## Assigned task
When you reach the line in the listing below that contains "Dissociation curve of MgH, doublet.", begin returning lines exactly as written, and stop after the line that contains "Energies are in". Return no other lines.

___ Recorded information

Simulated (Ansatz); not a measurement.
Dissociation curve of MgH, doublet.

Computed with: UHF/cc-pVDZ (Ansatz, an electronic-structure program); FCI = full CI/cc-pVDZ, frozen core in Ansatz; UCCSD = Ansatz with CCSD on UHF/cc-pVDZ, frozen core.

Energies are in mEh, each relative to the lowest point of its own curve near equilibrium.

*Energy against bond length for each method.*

______

## Response area
Dissociation curve of MgH, doublet.

Computed with: UHF/cc-pVDZ (Ansatz, an electronic-structure program); FCI = full CI/cc-pVDZ, frozen core in Ansatz; UCCSD = Ansatz with CCSD on UHF/cc-pVDZ, frozen core.

Energies are in mEh, each relative to the lowest point of its own curve near equilibrium.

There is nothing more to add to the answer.